┄┄┄┄┄┄
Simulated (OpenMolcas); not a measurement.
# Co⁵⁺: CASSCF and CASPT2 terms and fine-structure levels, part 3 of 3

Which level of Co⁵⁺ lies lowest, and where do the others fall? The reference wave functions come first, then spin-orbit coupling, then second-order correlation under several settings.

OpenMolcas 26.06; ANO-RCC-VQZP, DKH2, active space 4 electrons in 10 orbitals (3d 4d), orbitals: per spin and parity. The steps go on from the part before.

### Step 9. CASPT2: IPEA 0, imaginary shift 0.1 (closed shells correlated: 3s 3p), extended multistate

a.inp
┄┄┄┄┄┄

REQUIREMENT — Every record must be transcribed precisely, down to the last character.

EXERCISE SOLUTION —
Simulated (OpenMolcas); not a measurement.
# Co⁵⁺: CASSCF and CASPT2 terms and fine-structure levels, part 3 of 3

Which level of Co⁵⁺ lies lowest, and where do the others fall? The reference wave functions come first, then spin-orbit coupling, then second-order correlation under several settings.

OpenMolcas 26.06; ANO-RCC-VQZP, DKH2, active space 4 electrons in 10 orbitals (3d 4d), orbitals: per spin and parity. The steps go on from the part before.

### Step 9. CASPT2: IPEA 0, imaginary shift 0.1 (closed shells correlated: 3s 3p), extended multistate

a.inp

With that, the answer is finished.